- **Work request**
Among the entries below, only the lines starting at the one with "- k mesh: 6 × 6 × 4" and ending at the one with "-0.05 | 91.94 |", both included, are to be printed exactly.

* * * * *

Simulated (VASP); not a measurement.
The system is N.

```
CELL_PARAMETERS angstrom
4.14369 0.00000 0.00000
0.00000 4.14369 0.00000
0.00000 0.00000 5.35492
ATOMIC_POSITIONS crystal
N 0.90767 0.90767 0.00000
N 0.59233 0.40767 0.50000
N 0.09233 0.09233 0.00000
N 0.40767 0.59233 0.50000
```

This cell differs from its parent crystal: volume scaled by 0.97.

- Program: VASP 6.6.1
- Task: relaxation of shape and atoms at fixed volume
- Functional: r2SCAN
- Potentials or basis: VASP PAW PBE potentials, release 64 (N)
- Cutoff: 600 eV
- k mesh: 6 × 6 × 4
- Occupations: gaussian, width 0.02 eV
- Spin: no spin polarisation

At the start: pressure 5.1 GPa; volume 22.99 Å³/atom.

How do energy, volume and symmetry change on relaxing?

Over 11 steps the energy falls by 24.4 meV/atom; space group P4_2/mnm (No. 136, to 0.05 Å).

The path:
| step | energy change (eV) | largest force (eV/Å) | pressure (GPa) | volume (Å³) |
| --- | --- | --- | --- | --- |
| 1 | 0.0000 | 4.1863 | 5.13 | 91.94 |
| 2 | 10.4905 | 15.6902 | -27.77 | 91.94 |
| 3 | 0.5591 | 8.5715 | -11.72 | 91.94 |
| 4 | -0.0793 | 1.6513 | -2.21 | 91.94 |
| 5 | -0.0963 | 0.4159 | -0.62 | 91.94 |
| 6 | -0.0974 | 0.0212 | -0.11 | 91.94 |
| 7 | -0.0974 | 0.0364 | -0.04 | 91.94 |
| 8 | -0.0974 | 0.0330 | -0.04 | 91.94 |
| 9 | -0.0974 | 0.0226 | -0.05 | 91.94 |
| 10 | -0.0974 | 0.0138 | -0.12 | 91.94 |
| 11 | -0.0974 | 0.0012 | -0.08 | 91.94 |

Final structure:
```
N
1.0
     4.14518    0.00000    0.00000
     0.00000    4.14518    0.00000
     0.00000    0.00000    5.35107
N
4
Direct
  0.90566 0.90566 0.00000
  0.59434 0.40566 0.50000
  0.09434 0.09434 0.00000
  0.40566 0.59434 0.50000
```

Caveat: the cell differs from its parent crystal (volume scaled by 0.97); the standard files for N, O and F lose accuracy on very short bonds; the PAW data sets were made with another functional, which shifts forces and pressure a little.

* * * * *

- **Answer area**
- k mesh: 6 × 6 × 4
- Occupations: gaussian, width 0.02 eV
- Spin: no spin polarisation

At the start: pressure 5.1 GPa; volume 22.99 Å³/atom.

How do energy, volume and symmetry change on relaxing?

Over 11 steps the energy falls by 24.4 meV/atom; space group P4_2/mnm (No. 136, to 0.05 Å).

The path:
| step | energy change (eV) | largest force (eV/Å) | pressure (GPa) | volume (Å³) |
| --- | --- | --- | --- | --- |
| 1 | 0.0000 | 4.1863 | 5.13 | 91.94 |
| 2 | 10.4905 | 15.6902 | -27.77 | 91.94 |
| 3 | 0.5591 | 8.5715 | -11.72 | 91.94 |
| 4 | -0.0793 | 1.6513 | -2.21 | 91.94 |
| 5 | -0.0963 | 0.4159 | -0.62 | 91.94 |
| 6 | -0.0974 | 0.0212 | -0.11 | 91.94 |
| 7 | -0.0974 | 0.0364 | -0.04 | 91.94 |
| 8 | -0.0974 | 0.0330 | -0.04 | 91.94 |
| 9 | -0.0974 | 0.0226 | -0.05 | 91.94 |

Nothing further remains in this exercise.